┌────────

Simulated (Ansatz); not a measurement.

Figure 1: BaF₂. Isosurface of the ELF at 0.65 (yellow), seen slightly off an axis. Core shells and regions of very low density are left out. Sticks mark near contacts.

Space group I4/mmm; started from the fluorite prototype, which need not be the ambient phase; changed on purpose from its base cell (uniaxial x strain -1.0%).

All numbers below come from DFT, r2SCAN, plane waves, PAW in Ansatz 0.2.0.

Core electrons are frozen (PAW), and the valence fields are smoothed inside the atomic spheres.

└────────

> Work instruction
Print each record word for word.

> Exercise solution
Simulated (Ansatz); not a measurement.

Figure 1: BaF₂. Isosurface of the ELF at 0.65 (yellow), seen slightly off an axis. Core shells and regions of very low density are left out. Sticks mark near contacts.

Space group I4/mmm; started from the fluorite prototype, which need not be the ambient phase; changed on purpose from its base cell (uniaxial x strain -1.0%).

All numbers below come from DFT, r2SCAN, plane waves, PAW in Ansatz 0.2.0.

Core electrons are frozen (PAW), and the valence fields are smoothed inside the atomic spheres.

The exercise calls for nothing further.